★ ★ ★

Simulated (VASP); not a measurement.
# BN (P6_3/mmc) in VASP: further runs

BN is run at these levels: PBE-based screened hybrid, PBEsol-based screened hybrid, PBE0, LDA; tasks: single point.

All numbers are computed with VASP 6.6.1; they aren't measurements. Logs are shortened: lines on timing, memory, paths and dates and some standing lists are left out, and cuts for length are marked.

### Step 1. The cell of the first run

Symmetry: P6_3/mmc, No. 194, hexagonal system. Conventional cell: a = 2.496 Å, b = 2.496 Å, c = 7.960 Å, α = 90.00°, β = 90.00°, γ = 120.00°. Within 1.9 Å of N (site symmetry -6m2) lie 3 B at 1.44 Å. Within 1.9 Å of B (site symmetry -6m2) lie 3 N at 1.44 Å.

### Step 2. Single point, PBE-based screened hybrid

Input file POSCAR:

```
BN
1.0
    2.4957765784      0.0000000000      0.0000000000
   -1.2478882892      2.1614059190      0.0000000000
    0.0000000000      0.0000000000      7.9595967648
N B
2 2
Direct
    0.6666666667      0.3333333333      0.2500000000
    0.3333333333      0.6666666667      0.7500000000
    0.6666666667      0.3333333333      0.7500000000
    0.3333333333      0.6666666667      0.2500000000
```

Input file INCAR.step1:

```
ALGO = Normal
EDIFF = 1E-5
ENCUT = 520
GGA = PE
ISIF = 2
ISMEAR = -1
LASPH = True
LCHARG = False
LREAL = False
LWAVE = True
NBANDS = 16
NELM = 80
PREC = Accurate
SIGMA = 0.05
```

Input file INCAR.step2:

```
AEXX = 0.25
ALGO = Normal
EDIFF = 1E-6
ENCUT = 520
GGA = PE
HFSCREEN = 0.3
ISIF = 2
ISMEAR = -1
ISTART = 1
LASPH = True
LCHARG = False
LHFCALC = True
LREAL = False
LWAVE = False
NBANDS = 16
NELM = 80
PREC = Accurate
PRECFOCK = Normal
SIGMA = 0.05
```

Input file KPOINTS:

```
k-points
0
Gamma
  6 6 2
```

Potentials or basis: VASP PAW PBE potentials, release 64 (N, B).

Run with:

★ ★ ★

Work request ▸
Each line from the start of the records through the line holding "### Step 1. The cell of the first run" must be returned exactly; nothing else belongs in the answer.

Task response ▸
Simulated (VASP); not a measurement.
# BN (P6_3/mmc) in VASP: further runs

BN is run at these levels: PBE-based screened hybrid, PBEsol-based screened hybrid, PBE0, LDA; tasks: single point.

All numbers are computed with VASP 6.6.1; they aren't measurements. Logs are shortened: lines on timing, memory, paths and dates and some standing lists are left out, and cuts for length are marked.

### Step 1. The cell of the first run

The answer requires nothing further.